── Extracted records ──
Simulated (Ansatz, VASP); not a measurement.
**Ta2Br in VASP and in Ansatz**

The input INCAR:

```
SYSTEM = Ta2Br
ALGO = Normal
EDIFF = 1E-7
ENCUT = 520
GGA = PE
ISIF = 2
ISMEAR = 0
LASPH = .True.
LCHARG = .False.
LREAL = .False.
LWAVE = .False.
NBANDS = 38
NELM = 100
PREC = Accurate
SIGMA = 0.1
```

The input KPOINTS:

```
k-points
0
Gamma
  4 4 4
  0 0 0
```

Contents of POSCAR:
───

#### [Work task]
Please take the whole listing and write it out exactly.

#### [Your response]
Simulated (Ansatz, VASP); not a measurement.
**Ta2Br in VASP and in Ansatz**

The input INCAR:

```
SYSTEM = Ta2Br
ALGO = Normal
EDIFF = 1E-7
ENCUT = 520
GGA = PE
ISIF = 2
ISMEAR = 0
LASPH = .True.
LCHARG = .False.
LREAL = .False.
LWAVE = .False.
NBANDS = 38
NELM = 100
PREC = Accurate
SIGMA = 0.1
```

The input KPOINTS:

```
k-points
0
Gamma
  4 4 4
  0 0 0
```

Contents of POSCAR:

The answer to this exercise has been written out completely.